-- DATA SUPPLIED follows --
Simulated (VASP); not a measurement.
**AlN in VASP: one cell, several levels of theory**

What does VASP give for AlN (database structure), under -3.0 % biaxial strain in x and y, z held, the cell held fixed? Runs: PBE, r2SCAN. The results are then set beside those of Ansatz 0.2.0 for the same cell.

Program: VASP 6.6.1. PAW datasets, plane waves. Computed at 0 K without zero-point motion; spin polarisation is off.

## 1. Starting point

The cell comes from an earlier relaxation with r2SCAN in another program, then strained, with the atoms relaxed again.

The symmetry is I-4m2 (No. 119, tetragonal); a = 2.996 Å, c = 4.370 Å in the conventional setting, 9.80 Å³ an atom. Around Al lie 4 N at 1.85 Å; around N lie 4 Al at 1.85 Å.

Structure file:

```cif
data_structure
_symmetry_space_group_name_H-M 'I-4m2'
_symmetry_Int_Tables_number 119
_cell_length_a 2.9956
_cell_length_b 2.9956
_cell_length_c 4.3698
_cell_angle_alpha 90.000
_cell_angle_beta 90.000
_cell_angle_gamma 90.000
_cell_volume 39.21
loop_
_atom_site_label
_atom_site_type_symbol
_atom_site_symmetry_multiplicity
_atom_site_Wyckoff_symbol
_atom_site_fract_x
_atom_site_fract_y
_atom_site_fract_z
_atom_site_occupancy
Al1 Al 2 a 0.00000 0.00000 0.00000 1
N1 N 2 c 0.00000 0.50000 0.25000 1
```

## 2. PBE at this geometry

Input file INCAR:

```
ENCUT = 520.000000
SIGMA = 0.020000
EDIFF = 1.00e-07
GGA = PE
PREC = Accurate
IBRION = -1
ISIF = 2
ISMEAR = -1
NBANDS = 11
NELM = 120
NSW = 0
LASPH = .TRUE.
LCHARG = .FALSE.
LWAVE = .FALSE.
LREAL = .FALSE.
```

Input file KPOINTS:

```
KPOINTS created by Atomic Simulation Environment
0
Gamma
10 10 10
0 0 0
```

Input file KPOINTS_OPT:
-- DATA SUPPLIED concluded --

### WORK ITEM
Write out exactly the lines from the beginning of the material above through the line with "The cell comes", including both and omitting all others.

### EXERCISE SOLUTION
Simulated (VASP); not a measurement.
**AlN in VASP: one cell, several levels of theory**

What does VASP give for AlN (database structure), under -3.0 % biaxial strain in x and y, z held, the cell held fixed? Runs: PBE, r2SCAN. The results are then set beside those of Ansatz 0.2.0 for the same cell.

Program: VASP 6.6.1. PAW datasets, plane waves. Computed at 0 K without zero-point motion; spin polarisation is off.

## 1. Starting point

The cell comes from an earlier relaxation with r2SCAN in another program, then strained, with the atoms relaxed again.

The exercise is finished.